**Work item:**
Write the listing below again, word for word.

**Information provided:**
============================================================
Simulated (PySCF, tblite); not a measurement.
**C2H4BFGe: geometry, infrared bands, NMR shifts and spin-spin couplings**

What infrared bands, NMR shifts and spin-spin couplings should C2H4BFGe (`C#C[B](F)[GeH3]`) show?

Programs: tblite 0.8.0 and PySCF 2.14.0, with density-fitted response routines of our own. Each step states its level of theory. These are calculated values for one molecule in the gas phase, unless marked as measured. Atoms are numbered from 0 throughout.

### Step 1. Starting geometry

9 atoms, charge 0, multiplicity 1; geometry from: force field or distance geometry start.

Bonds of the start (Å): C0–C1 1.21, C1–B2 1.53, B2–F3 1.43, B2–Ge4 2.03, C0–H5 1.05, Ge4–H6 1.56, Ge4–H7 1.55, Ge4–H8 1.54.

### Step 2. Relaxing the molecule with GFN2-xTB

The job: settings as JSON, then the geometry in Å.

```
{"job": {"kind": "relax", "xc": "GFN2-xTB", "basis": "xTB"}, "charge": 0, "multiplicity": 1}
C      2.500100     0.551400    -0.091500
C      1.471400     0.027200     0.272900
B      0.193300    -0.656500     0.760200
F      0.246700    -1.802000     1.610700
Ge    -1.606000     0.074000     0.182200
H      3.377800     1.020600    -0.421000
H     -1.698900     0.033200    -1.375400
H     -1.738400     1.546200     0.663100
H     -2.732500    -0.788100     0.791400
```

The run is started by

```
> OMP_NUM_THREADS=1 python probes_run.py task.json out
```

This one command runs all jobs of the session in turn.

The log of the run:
============================================================

**Exercise solution:**
Simulated (PySCF, tblite); not a measurement.
**C2H4BFGe: geometry, infrared bands, NMR shifts and spin-spin couplings**

What infrared bands, NMR shifts and spin-spin couplings should C2H4BFGe (`C#C[B](F)[GeH3]`) show?

Programs: tblite 0.8.0 and PySCF 2.14.0, with density-fitted response routines of our own. Each step states its level of theory. These are calculated values for one molecule in the gas phase, unless marked as measured. Atoms are numbered from 0 throughout.

### Step 1. Starting geometry

9 atoms, charge 0, multiplicity 1; geometry from: force field or distance geometry start.

Bonds of the start (Å): C0–C1 1.21, C1–B2 1.53, B2–F3 1.43, B2–Ge4 2.03, C0–H5 1.05, Ge4–H6 1.56, Ge4–H7 1.55, Ge4–H8 1.54.

### Step 2. Relaxing the molecule with GFN2-xTB

The job: settings as JSON, then the geometry in Å.

```
{"job": {"kind": "relax", "xc": "GFN2-xTB", "basis": "xTB"}, "charge": 0, "multiplicity": 1}
C      2.500100     0.551400    -0.091500
C      1.471400     0.027200     0.272900
B      0.193300    -0.656500     0.760200
F      0.246700    -1.802000     1.610700
Ge    -1.606000     0.074000     0.182200
H      3.377800     1.020600    -0.421000
H     -1.698900     0.033200    -1.375400
H     -1.738400     1.546200     0.663100
H     -2.732500    -0.788100     0.791400
```

The run is started by

```
> OMP_NUM_THREADS=1 python probes_run.py task.json out
```

This one command runs all jobs of the session in turn.

The log of the run:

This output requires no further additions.